__WORK REQUEST__: In the listing below, write out exactly each line from the first through the one containing "## Step 2: PAW on the default files".

__GIVEN RECORDS__:
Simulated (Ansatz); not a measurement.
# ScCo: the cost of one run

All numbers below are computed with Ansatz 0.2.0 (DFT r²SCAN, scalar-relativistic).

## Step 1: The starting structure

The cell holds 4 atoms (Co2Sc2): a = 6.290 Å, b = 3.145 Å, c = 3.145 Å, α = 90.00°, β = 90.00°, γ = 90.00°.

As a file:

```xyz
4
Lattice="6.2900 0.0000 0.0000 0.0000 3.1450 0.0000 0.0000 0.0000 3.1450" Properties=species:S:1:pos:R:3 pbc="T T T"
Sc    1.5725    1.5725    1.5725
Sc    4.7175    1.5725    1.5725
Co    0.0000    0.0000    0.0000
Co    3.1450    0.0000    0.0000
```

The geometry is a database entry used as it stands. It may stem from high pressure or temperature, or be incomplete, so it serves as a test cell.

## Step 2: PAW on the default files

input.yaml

__WRITTEN SOLUTION__:
Simulated (Ansatz); not a measurement.
# ScCo: the cost of one run

All numbers below are computed with Ansatz 0.2.0 (DFT r²SCAN, scalar-relativistic).

## Step 1: The starting structure

The cell holds 4 atoms (Co2Sc2): a = 6.290 Å, b = 3.145 Å, c = 3.145 Å, α = 90.00°, β = 90.00°, γ = 90.00°.

As a file:

```xyz
4
Lattice="6.2900 0.0000 0.0000 0.0000 3.1450 0.0000 0.0000 0.0000 3.1450" Properties=species:S:1:pos:R:3 pbc="T T T"
Sc    1.5725    1.5725    1.5725
Sc    4.7175    1.5725    1.5725
Co    0.0000    0.0000    0.0000
Co    3.1450    0.0000    0.0000
```

The geometry is a database entry used as it stands. It may stem from high pressure or temperature, or be incomplete, so it serves as a test cell.

## Step 2: PAW on the default files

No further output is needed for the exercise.